## Activity
Transcribe word for word the lines below from the line with "Potentials or basis: SG15-PBE-1.2" through the line with "Hardware: 1 thread", ends included.

** Provided material follows **

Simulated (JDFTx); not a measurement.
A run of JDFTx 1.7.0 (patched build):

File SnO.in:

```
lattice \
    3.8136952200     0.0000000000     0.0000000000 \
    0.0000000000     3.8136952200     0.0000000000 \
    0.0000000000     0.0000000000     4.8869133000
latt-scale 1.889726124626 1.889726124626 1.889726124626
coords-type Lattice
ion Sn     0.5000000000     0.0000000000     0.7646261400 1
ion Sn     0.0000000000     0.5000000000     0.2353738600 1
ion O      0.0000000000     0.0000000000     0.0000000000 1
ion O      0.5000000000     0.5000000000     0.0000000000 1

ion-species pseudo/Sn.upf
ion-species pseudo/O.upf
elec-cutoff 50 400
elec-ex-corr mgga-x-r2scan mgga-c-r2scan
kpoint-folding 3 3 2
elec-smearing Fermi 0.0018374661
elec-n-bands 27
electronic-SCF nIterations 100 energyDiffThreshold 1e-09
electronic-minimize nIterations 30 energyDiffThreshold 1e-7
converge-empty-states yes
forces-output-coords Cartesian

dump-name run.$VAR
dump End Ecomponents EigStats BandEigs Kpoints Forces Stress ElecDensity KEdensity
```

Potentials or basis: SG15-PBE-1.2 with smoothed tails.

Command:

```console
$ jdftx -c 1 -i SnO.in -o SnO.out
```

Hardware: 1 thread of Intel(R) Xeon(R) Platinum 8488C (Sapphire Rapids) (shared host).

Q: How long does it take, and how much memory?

** End of Provided material **

## Answer space
Potentials or basis: SG15-PBE-1.2 with smoothed tails.

Command:

```console
$ jdftx -c 1 -i SnO.in -o SnO.out
```

Hardware: 1 thread of Intel(R) Xeon(R) Platinum 8488C (Sapphire Rapids) (shared host).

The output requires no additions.